Word for word, restate the entries below from their first line through the line that contains "Transmission follows bond".

RECORD SET section start

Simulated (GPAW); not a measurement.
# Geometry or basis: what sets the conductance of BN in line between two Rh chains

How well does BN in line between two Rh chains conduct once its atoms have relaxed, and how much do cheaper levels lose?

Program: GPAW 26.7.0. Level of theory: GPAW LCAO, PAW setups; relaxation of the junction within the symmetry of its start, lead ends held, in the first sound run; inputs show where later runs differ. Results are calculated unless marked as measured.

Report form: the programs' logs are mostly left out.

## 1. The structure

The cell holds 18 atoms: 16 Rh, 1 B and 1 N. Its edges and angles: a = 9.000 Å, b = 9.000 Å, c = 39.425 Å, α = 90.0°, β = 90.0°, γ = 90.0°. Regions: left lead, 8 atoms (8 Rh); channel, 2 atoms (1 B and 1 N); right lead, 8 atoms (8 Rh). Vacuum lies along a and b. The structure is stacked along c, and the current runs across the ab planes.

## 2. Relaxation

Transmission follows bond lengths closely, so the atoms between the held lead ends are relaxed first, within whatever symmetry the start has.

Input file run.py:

RECORD SET section end

**YOUR SOLUTION:**
Simulated (GPAW); not a measurement.
# Geometry or basis: what sets the conductance of BN in line between two Rh chains

How well does BN in line between two Rh chains conduct once its atoms have relaxed, and how much do cheaper levels lose?

Program: GPAW 26.7.0. Level of theory: GPAW LCAO, PAW setups; relaxation of the junction within the symmetry of its start, lead ends held, in the first sound run; inputs show where later runs differ. Results are calculated unless marked as measured.

Report form: the programs' logs are mostly left out.

## 1. The structure

The cell holds 18 atoms: 16 Rh, 1 B and 1 N. Its edges and angles: a = 9.000 Å, b = 9.000 Å, c = 39.425 Å, α = 90.0°, β = 90.0°, γ = 90.0°. Regions: left lead, 8 atoms (8 Rh); channel, 2 atoms (1 B and 1 N); right lead, 8 atoms (8 Rh). Vacuum lies along a and b. The structure is stacked along c, and the current runs across the ab planes.

## 2. Relaxation

Transmission follows bond lengths closely, so the atoms between the held lead ends are relaxed first, within whatever symmetry the start has.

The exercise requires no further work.